» **ASSIGNMENT**
Give all the records again, with no alterations.

============

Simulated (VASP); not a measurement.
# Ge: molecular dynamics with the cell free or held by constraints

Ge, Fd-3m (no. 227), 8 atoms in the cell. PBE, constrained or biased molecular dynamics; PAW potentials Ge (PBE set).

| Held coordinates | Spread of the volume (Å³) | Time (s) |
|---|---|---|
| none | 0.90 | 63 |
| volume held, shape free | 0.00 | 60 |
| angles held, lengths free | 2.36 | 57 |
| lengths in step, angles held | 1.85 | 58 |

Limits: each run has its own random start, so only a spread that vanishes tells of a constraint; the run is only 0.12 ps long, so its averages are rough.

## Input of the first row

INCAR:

============

» **WRITTEN REPLY**
Simulated (VASP); not a measurement.
# Ge: molecular dynamics with the cell free or held by constraints

Ge, Fd-3m (no. 227), 8 atoms in the cell. PBE, constrained or biased molecular dynamics; PAW potentials Ge (PBE set).

| Held coordinates | Spread of the volume (Å³) | Time (s) |
|---|---|---|
| none | 0.90 | 63 |
| volume held, shape free | 0.00 | 60 |
| angles held, lengths free | 2.36 | 57 |
| lengths in step, angles held | 1.85 | 58 |

Limits: each run has its own random start, so only a spread that vanishes tells of a constraint; the run is only 0.12 ps long, so its averages are rough.

## Input of the first row

INCAR:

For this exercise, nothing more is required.